WORK TASK: Starting at the first line of the listing below and ending at the line with "0.00 | 11.68 |", copy each line exactly.

EXCERPTED RECORDS:
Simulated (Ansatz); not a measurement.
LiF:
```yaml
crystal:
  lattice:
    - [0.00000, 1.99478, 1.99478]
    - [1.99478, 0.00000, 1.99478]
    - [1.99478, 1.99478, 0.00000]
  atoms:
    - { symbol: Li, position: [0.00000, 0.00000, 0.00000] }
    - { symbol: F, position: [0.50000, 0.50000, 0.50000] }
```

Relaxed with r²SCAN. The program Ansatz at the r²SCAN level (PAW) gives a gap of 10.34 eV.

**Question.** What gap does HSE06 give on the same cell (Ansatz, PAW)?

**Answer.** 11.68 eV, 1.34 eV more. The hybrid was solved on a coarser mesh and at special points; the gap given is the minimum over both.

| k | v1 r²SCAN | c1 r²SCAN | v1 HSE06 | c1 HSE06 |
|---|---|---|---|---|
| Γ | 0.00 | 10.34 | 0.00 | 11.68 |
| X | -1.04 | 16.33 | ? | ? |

TASK RESPONSE:
Simulated (Ansatz); not a measurement.
LiF:
```yaml
crystal:
  lattice:
    - [0.00000, 1.99478, 1.99478]
    - [1.99478, 0.00000, 1.99478]
    - [1.99478, 1.99478, 0.00000]
  atoms:
    - { symbol: Li, position: [0.00000, 0.00000, 0.00000] }
    - { symbol: F, position: [0.50000, 0.50000, 0.50000] }
```

Relaxed with r²SCAN. The program Ansatz at the r²SCAN level (PAW) gives a gap of 10.34 eV.

**Question.** What gap does HSE06 give on the same cell (Ansatz, PAW)?

**Answer.** 11.68 eV, 1.34 eV more. The hybrid was solved on a coarser mesh and at special points; the gap given is the minimum over both.

| k | v1 r²SCAN | c1 r²SCAN | v1 HSE06 | c1 HSE06 |
|---|---|---|---|---|
| Γ | 0.00 | 10.34 | 0.00 | 11.68 |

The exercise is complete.